» **WORK REQUEST**
Output the opening lines of the records exactly. End with the line that contains "Periodic cell of".

» **LISTED RECORDS**
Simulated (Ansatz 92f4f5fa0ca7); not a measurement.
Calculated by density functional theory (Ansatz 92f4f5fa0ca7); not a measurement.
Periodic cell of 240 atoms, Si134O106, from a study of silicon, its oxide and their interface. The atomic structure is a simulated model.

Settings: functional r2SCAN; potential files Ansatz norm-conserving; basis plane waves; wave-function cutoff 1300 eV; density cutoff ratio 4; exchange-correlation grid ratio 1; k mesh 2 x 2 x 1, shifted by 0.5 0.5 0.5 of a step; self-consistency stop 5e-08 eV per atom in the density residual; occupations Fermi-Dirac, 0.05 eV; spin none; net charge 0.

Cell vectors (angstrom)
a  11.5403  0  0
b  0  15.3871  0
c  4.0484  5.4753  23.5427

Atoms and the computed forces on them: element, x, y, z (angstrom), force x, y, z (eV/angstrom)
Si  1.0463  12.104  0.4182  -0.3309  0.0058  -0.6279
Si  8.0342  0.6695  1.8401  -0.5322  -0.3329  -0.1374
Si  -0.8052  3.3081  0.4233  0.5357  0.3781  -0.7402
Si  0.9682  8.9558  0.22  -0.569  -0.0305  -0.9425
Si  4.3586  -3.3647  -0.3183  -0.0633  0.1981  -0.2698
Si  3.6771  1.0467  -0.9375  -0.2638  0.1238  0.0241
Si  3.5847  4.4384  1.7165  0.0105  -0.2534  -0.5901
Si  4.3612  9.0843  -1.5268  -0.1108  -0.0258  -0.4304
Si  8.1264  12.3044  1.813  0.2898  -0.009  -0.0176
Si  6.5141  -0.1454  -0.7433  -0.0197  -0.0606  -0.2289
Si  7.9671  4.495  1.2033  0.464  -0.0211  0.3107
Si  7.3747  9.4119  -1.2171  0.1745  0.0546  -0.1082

» **EXERCISE RESPONSE**
Simulated (Ansatz 92f4f5fa0ca7); not a measurement.
Calculated by density functional theory (Ansatz 92f4f5fa0ca7); not a measurement.
Periodic cell of 240 atoms, Si134O106, from a study of silicon, its oxide and their interface. The atomic structure is a simulated model.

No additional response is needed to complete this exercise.